→ ASSIGNMENT:
From the first line of the entries below, reproduce everything exactly through the line with "A: Self-consistency was", and nothing more.

→ GIVEN ENTRIES:
================================
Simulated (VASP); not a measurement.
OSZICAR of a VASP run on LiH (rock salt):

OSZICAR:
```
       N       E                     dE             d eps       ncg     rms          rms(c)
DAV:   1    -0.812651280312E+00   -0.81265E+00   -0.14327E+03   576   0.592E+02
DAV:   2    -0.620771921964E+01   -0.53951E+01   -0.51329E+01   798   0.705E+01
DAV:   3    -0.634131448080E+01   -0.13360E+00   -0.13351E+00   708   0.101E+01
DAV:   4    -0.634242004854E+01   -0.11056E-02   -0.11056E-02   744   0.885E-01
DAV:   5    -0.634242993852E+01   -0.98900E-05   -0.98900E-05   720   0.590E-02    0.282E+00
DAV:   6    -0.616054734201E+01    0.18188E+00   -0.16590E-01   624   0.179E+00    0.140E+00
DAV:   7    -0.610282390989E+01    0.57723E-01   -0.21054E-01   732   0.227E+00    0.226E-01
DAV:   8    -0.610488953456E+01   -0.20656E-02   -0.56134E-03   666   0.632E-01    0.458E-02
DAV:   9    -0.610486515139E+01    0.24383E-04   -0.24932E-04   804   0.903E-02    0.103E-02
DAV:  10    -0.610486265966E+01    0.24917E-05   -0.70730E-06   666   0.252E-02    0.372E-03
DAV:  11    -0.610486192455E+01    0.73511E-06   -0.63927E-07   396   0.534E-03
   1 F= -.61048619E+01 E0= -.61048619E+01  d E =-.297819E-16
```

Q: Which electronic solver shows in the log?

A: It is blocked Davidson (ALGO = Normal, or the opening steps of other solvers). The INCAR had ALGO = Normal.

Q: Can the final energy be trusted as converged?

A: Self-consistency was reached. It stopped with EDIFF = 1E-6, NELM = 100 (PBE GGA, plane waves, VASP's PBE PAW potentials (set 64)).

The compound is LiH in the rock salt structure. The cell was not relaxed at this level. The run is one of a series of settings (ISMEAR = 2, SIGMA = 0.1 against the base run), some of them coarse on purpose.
================================

→ WORKED SOLUTION:
Simulated (VASP); not a measurement.
OSZICAR of a VASP run on LiH (rock salt):

OSZICAR:
```
       N       E                     dE             d eps       ncg     rms          rms(c)
DAV:   1    -0.812651280312E+00   -0.81265E+00   -0.14327E+03   576   0.592E+02
DAV:   2    -0.620771921964E+01   -0.53951E+01   -0.51329E+01   798   0.705E+01
DAV:   3    -0.634131448080E+01   -0.13360E+00   -0.13351E+00   708   0.101E+01
DAV:   4    -0.634242004854E+01   -0.11056E-02   -0.11056E-02   744   0.885E-01
DAV:   5    -0.634242993852E+01   -0.98900E-05   -0.98900E-05   720   0.590E-02    0.282E+00
DAV:   6    -0.616054734201E+01    0.18188E+00   -0.16590E-01   624   0.179E+00    0.140E+00
DAV:   7    -0.610282390989E+01    0.57723E-01   -0.21054E-01   732   0.227E+00    0.226E-01
DAV:   8    -0.610488953456E+01   -0.20656E-02   -0.56134E-03   666   0.632E-01    0.458E-02
DAV:   9    -0.610486515139E+01    0.24383E-04   -0.24932E-04   804   0.903E-02    0.103E-02
DAV:  10    -0.610486265966E+01    0.24917E-05   -0.70730E-06   666   0.252E-02    0.372E-03
DAV:  11    -0.610486192455E+01    0.73511E-06   -0.63927E-07   396   0.534E-03
   1 F= -.61048619E+01 E0= -.61048619E+01  d E =-.297819E-16
```

Q: Which electronic solver shows in the log?

A: It is blocked Davidson (ALGO = Normal, or the opening steps of other solvers). The INCAR had ALGO = Normal.

Q: Can the final energy be trusted as converged?

A: Self-consistency was reached. It stopped with EDIFF = 1E-6, NELM = 100 (PBE GGA, plane waves, VASP's PBE PAW potentials (set 64)).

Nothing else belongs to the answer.